* [Requirement]: Only the lines from the start of the material through the line containing "A: At PBE0/def2-TZVP, ΔE" are to be extracted, exactly as they appear.

[Data excerpts — start]
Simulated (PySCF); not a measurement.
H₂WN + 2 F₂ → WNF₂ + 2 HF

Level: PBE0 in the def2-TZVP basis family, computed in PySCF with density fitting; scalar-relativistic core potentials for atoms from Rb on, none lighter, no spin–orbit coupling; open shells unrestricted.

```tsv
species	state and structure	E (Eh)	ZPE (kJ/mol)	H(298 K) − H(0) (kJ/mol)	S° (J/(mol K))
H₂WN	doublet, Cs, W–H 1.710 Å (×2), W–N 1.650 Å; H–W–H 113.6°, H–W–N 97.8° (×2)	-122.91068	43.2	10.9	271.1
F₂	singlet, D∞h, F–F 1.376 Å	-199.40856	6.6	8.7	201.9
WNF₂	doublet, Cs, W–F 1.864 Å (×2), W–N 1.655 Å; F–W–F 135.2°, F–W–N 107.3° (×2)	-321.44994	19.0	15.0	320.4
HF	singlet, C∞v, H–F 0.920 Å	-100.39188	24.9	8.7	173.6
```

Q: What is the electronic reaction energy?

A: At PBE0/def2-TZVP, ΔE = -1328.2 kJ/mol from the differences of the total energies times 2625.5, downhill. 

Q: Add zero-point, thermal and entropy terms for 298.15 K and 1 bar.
[Data excerpts — finish]

* [Exercise solution]:
Simulated (PySCF); not a measurement.
H₂WN + 2 F₂ → WNF₂ + 2 HF

Level: PBE0 in the def2-TZVP basis family, computed in PySCF with density fitting; scalar-relativistic core potentials for atoms from Rb on, none lighter, no spin–orbit coupling; open shells unrestricted.

```tsv
species	state and structure	E (Eh)	ZPE (kJ/mol)	H(298 K) − H(0) (kJ/mol)	S° (J/(mol K))
H₂WN	doublet, Cs, W–H 1.710 Å (×2), W–N 1.650 Å; H–W–H 113.6°, H–W–N 97.8° (×2)	-122.91068	43.2	10.9	271.1
F₂	singlet, D∞h, F–F 1.376 Å	-199.40856	6.6	8.7	201.9
WNF₂	doublet, Cs, W–F 1.864 Å (×2), W–N 1.655 Å; F–W–F 135.2°, F–W–N 107.3° (×2)	-321.44994	19.0	15.0	320.4
HF	singlet, C∞v, H–F 0.920 Å	-100.39188	24.9	8.7	173.6
```

Q: What is the electronic reaction energy?

A: At PBE0/def2-TZVP, ΔE = -1328.2 kJ/mol from the differences of the total energies times 2625.5, downhill. 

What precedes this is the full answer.